_Requirement:_ In this exercise, every entry below is to be reproduced word for word.

_Source material:_
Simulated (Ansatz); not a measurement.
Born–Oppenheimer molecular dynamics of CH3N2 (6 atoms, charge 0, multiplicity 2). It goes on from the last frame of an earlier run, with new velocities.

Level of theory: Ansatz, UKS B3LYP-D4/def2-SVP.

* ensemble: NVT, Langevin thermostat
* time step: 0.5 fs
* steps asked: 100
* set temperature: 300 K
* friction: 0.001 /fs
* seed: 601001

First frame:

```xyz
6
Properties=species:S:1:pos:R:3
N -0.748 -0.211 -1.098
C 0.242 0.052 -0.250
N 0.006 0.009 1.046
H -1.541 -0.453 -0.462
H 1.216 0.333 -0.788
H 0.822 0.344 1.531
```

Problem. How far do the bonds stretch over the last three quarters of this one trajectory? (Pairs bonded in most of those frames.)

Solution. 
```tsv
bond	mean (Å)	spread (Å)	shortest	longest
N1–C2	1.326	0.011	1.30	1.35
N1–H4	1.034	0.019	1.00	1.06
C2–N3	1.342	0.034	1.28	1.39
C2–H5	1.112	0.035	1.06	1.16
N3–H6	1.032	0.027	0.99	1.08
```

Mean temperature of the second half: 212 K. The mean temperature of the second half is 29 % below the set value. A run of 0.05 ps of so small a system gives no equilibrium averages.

_Answer box:_
Simulated (Ansatz); not a measurement.
Born–Oppenheimer molecular dynamics of CH3N2 (6 atoms, charge 0, multiplicity 2). It goes on from the last frame of an earlier run, with new velocities.

Level of theory: Ansatz, UKS B3LYP-D4/def2-SVP.

* ensemble: NVT, Langevin thermostat
* time step: 0.5 fs
* steps asked: 100
* set temperature: 300 K
* friction: 0.001 /fs
* seed: 601001

First frame:

```xyz
6
Properties=species:S:1:pos:R:3
N -0.748 -0.211 -1.098
C 0.242 0.052 -0.250
N 0.006 0.009 1.046
H -1.541 -0.453 -0.462
H 1.216 0.333 -0.788
H 0.822 0.344 1.531
```

Problem. How far do the bonds stretch over the last three quarters of this one trajectory? (Pairs bonded in most of those frames.)

Solution. 
```tsv
bond	mean (Å)	spread (Å)	shortest	longest
N1–C2	1.326	0.011	1.30	1.35
N1–H4	1.034	0.019	1.00	1.06
C2–N3	1.342	0.034	1.28	1.39
C2–H5	1.112	0.035	1.06	1.16
N3–H6	1.032	0.027	0.99	1.08
```

Mean temperature of the second half: 212 K. The mean temperature of the second half is 29 % below the set value. A run of 0.05 ps of so small a system gives no equilibrium averages.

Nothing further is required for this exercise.